*** Opening SUPPLIED MATERIAL ***

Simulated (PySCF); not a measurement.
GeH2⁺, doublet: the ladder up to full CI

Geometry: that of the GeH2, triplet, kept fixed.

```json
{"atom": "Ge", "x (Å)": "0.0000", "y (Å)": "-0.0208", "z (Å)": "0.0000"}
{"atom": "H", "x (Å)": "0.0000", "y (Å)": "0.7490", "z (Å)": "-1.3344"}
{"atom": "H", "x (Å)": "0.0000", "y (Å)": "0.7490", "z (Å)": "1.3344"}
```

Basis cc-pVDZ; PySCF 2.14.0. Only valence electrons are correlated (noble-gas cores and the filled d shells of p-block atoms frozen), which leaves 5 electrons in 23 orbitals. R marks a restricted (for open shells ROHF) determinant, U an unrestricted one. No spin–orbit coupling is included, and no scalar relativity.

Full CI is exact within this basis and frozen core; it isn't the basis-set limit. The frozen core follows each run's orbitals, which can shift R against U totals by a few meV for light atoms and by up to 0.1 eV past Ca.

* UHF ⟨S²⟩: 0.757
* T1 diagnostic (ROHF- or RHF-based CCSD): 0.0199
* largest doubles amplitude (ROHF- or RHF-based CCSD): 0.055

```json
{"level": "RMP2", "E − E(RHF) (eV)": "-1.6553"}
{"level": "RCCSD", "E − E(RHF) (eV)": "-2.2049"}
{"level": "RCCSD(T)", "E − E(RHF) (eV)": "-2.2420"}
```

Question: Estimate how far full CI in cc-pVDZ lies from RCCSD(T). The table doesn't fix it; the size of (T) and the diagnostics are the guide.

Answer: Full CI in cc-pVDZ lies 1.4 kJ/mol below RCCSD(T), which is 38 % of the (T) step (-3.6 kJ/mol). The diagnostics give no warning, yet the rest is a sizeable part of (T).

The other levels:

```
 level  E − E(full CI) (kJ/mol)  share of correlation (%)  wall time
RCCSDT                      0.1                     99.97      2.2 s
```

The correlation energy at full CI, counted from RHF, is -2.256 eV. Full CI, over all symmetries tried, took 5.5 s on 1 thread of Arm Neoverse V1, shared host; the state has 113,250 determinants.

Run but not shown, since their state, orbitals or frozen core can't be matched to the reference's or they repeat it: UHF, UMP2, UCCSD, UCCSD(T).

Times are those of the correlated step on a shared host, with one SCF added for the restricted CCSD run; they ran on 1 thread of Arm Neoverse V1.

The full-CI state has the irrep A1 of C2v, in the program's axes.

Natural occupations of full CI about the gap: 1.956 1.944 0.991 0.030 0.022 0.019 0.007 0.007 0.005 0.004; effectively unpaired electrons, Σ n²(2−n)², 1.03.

*** Closing SUPPLIED MATERIAL ***

» ACTION ITEM:
Only one stretch is wanted, so please give again exactly the lines from the start of the data through the line containing "Question: Estimate how", both ends included.

» RESPONSE AREA:
Simulated (PySCF); not a measurement.
GeH2⁺, doublet: the ladder up to full CI

Geometry: that of the GeH2, triplet, kept fixed.

```json
{"atom": "Ge", "x (Å)": "0.0000", "y (Å)": "-0.0208", "z (Å)": "0.0000"}
{"atom": "H", "x (Å)": "0.0000", "y (Å)": "0.7490", "z (Å)": "-1.3344"}
{"atom": "H", "x (Å)": "0.0000", "y (Å)": "0.7490", "z (Å)": "1.3344"}
```

Basis cc-pVDZ; PySCF 2.14.0. Only valence electrons are correlated (noble-gas cores and the filled d shells of p-block atoms frozen), which leaves 5 electrons in 23 orbitals. R marks a restricted (for open shells ROHF) determinant, U an unrestricted one. No spin–orbit coupling is included, and no scalar relativity.

Full CI is exact within this basis and frozen core; it isn't the basis-set limit. The frozen core follows each run's orbitals, which can shift R against U totals by a few meV for light atoms and by up to 0.1 eV past Ca.

* UHF ⟨S²⟩: 0.757
* T1 diagnostic (ROHF- or RHF-based CCSD): 0.0199
* largest doubles amplitude (ROHF- or RHF-based CCSD): 0.055

```json
{"level": "RMP2", "E − E(RHF) (eV)": "-1.6553"}
{"level": "RCCSD", "E − E(RHF) (eV)": "-2.2049"}
{"level": "RCCSD(T)", "E − E(RHF) (eV)": "-2.2420"}
```

Question: Estimate how far full CI in cc-pVDZ lies from RCCSD(T). The table doesn't fix it; the size of (T) and the diagnostics are the guide.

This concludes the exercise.